§ **Activity**: Write out the entries below exactly, from the first line to the one with "Estimate the wall time of this run.", both ends included.

§ **Information**:
=== Section Start ===

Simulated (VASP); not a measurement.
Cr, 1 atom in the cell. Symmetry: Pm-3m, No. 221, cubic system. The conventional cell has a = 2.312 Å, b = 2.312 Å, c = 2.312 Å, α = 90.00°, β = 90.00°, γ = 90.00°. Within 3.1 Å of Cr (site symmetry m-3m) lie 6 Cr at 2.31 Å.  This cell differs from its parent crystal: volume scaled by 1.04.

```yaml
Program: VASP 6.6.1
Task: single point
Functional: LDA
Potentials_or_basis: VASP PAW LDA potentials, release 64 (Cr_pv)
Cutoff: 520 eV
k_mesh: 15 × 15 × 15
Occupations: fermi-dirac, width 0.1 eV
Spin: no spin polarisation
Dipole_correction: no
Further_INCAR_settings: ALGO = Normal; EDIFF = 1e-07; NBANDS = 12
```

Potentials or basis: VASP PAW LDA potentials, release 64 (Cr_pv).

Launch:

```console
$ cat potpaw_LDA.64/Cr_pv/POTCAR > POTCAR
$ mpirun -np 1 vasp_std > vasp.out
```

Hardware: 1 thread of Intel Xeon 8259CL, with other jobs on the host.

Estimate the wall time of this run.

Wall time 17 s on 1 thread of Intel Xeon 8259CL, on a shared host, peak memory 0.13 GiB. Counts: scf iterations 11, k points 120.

=== Section End ===

§ **Task solution**:
Simulated (VASP); not a measurement.
Cr, 1 atom in the cell. Symmetry: Pm-3m, No. 221, cubic system. The conventional cell has a = 2.312 Å, b = 2.312 Å, c = 2.312 Å, α = 90.00°, β = 90.00°, γ = 90.00°. Within 3.1 Å of Cr (site symmetry m-3m) lie 6 Cr at 2.31 Å.  This cell differs from its parent crystal: volume scaled by 1.04.

```yaml
Program: VASP 6.6.1
Task: single point
Functional: LDA
Potentials_or_basis: VASP PAW LDA potentials, release 64 (Cr_pv)
Cutoff: 520 eV
k_mesh: 15 × 15 × 15
Occupations: fermi-dirac, width 0.1 eV
Spin: no spin polarisation
Dipole_correction: no
Further_INCAR_settings: ALGO = Normal; EDIFF = 1e-07; NBANDS = 12
```

Potentials or basis: VASP PAW LDA potentials, release 64 (Cr_pv).

Launch:

```console
$ cat potpaw_LDA.64/Cr_pv/POTCAR > POTCAR
$ mpirun -np 1 vasp_std > vasp.out
```

Hardware: 1 thread of Intel Xeon 8259CL, with other jobs on the host.

Estimate the wall time of this run.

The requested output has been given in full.